SUPPLIED MATERIAL -
────────────────────

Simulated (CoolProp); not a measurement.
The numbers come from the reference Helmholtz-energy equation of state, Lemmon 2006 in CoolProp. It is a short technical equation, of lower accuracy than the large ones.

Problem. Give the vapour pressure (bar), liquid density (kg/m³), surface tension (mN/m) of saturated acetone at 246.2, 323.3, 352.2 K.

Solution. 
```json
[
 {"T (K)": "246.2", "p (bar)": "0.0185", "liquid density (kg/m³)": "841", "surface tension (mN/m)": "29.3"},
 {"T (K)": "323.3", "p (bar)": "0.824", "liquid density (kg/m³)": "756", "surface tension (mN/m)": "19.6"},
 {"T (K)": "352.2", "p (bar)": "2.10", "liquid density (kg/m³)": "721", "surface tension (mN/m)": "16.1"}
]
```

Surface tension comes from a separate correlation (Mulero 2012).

────────────────────

WORK REQUEST - Keep to the lines above, from the first one through the line where "The numbers come" appears, and copy them exactly.

YOUR SOLUTION -
Simulated (CoolProp); not a measurement.
The numbers come from the reference Helmholtz-energy equation of state, Lemmon 2006 in CoolProp. It is a short technical equation, of lower accuracy than the large ones.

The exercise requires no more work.